> [Extracted material]
┌──

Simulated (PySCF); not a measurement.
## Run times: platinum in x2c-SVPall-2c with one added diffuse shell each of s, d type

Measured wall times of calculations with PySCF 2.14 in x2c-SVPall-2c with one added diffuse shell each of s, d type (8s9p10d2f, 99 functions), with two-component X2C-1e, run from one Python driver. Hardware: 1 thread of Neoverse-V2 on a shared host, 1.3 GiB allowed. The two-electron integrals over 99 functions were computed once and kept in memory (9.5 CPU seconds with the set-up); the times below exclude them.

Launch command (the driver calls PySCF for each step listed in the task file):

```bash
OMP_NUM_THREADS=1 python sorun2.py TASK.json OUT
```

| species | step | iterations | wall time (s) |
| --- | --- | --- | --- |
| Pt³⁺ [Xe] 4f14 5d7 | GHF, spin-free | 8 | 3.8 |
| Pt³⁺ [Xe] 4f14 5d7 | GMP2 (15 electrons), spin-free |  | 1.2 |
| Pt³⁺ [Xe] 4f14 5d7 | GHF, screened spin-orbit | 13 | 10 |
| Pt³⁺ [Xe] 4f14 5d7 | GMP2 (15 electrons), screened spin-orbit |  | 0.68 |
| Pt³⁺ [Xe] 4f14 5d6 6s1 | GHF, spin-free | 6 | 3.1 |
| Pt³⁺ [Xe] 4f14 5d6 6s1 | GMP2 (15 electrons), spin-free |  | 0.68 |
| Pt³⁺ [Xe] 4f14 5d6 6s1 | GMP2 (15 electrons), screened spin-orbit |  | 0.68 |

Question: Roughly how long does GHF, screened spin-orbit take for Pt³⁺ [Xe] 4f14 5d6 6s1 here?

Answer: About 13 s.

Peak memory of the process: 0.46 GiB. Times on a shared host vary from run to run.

└──

> [Exercise] Word for word, repeat the data from its first line through the line with "Answer: About 13 s.", including both of those lines and no others.

> [Problem solution]
Simulated (PySCF); not a measurement.
## Run times: platinum in x2c-SVPall-2c with one added diffuse shell each of s, d type

Measured wall times of calculations with PySCF 2.14 in x2c-SVPall-2c with one added diffuse shell each of s, d type (8s9p10d2f, 99 functions), with two-component X2C-1e, run from one Python driver. Hardware: 1 thread of Neoverse-V2 on a shared host, 1.3 GiB allowed. The two-electron integrals over 99 functions were computed once and kept in memory (9.5 CPU seconds with the set-up); the times below exclude them.

Launch command (the driver calls PySCF for each step listed in the task file):

```bash
OMP_NUM_THREADS=1 python sorun2.py TASK.json OUT
```

| species | step | iterations | wall time (s) |
| --- | --- | --- | --- |
| Pt³⁺ [Xe] 4f14 5d7 | GHF, spin-free | 8 | 3.8 |
| Pt³⁺ [Xe] 4f14 5d7 | GMP2 (15 electrons), spin-free |  | 1.2 |
| Pt³⁺ [Xe] 4f14 5d7 | GHF, screened spin-orbit | 13 | 10 |
| Pt³⁺ [Xe] 4f14 5d7 | GMP2 (15 electrons), screened spin-orbit |  | 0.68 |
| Pt³⁺ [Xe] 4f14 5d6 6s1 | GHF, spin-free | 6 | 3.1 |
| Pt³⁺ [Xe] 4f14 5d6 6s1 | GMP2 (15 electrons), spin-free |  | 0.68 |
| Pt³⁺ [Xe] 4f14 5d6 6s1 | GMP2 (15 electrons), screened spin-orbit |  | 0.68 |

Question: Roughly how long does GHF, screened spin-orbit take for Pt³⁺ [Xe] 4f14 5d6 6s1 here?

Answer: About 13 s.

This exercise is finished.